* **Required action**:
Copy out all of the entries exactly as they appear.

* **Supplied information**:
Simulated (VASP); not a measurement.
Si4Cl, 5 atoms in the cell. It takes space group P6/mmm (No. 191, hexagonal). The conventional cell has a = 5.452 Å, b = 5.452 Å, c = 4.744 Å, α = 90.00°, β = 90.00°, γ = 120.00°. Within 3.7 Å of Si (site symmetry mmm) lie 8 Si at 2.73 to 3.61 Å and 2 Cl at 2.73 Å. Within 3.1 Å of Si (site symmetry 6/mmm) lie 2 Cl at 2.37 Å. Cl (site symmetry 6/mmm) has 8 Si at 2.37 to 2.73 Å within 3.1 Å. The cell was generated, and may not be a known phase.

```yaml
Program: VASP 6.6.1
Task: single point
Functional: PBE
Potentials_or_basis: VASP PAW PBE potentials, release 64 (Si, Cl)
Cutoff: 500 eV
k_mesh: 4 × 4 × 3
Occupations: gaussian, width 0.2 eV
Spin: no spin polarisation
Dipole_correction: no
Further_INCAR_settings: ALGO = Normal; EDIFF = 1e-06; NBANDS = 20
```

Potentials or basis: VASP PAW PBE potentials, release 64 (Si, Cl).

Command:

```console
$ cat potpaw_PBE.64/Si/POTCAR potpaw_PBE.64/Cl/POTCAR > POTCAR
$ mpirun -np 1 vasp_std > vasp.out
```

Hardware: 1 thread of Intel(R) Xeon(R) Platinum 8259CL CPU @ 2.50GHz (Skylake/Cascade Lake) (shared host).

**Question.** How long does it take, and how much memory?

* **Task solution**:
Simulated (VASP); not a measurement.
Si4Cl, 5 atoms in the cell. It takes space group P6/mmm (No. 191, hexagonal). The conventional cell has a = 5.452 Å, b = 5.452 Å, c = 4.744 Å, α = 90.00°, β = 90.00°, γ = 120.00°. Within 3.7 Å of Si (site symmetry mmm) lie 8 Si at 2.73 to 3.61 Å and 2 Cl at 2.73 Å. Within 3.1 Å of Si (site symmetry 6/mmm) lie 2 Cl at 2.37 Å. Cl (site symmetry 6/mmm) has 8 Si at 2.37 to 2.73 Å within 3.1 Å. The cell was generated, and may not be a known phase.

```yaml
Program: VASP 6.6.1
Task: single point
Functional: PBE
Potentials_or_basis: VASP PAW PBE potentials, release 64 (Si, Cl)
Cutoff: 500 eV
k_mesh: 4 × 4 × 3
Occupations: gaussian, width 0.2 eV
Spin: no spin polarisation
Dipole_correction: no
Further_INCAR_settings: ALGO = Normal; EDIFF = 1e-06; NBANDS = 20
```

Potentials or basis: VASP PAW PBE potentials, release 64 (Si, Cl).

Command:

```console
$ cat potpaw_PBE.64/Si/POTCAR potpaw_PBE.64/Cl/POTCAR > POTCAR
$ mpirun -np 1 vasp_std > vasp.out
```

Hardware: 1 thread of Intel(R) Xeon(R) Platinum 8259CL CPU @ 2.50GHz (Skylake/Cascade Lake) (shared host).

**Question.** How long does it take, and how much memory?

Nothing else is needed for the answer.